### [Assigned task]
Repeat each line of the material exactly.

### [Stored data]
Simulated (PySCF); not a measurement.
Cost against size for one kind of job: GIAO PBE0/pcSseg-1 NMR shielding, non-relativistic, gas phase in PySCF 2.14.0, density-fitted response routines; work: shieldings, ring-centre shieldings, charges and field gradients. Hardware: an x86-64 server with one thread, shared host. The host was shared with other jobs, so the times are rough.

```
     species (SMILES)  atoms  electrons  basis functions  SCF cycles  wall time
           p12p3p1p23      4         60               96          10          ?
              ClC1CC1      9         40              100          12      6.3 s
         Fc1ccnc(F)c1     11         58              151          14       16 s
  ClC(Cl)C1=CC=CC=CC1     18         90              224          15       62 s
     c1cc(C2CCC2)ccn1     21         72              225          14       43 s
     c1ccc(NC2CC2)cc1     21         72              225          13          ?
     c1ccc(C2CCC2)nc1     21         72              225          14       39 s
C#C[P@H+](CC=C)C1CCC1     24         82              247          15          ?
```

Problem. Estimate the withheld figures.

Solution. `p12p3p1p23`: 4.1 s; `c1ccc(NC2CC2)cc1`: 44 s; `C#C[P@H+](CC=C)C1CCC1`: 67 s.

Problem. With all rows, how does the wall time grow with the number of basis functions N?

### [Worked solution]
Simulated (PySCF); not a measurement.
Cost against size for one kind of job: GIAO PBE0/pcSseg-1 NMR shielding, non-relativistic, gas phase in PySCF 2.14.0, density-fitted response routines; work: shieldings, ring-centre shieldings, charges and field gradients. Hardware: an x86-64 server with one thread, shared host. The host was shared with other jobs, so the times are rough.

```
     species (SMILES)  atoms  electrons  basis functions  SCF cycles  wall time
           p12p3p1p23      4         60               96          10          ?
              ClC1CC1      9         40              100          12      6.3 s
         Fc1ccnc(F)c1     11         58              151          14       16 s
  ClC(Cl)C1=CC=CC=CC1     18         90              224          15       62 s
     c1cc(C2CCC2)ccn1     21         72              225          14       43 s
     c1ccc(NC2CC2)cc1     21         72              225          13          ?
     c1ccc(C2CCC2)nc1     21         72              225          14       39 s
C#C[P@H+](CC=C)C1CCC1     24         82              247          15          ?
```

Problem. Estimate the withheld figures.

Solution. `p12p3p1p23`: 4.1 s; `c1ccc(NC2CC2)cc1`: 44 s; `C#C[P@H+](CC=C)C1CCC1`: 67 s.

Problem. With all rows, how does the wall time grow with the number of basis functions N?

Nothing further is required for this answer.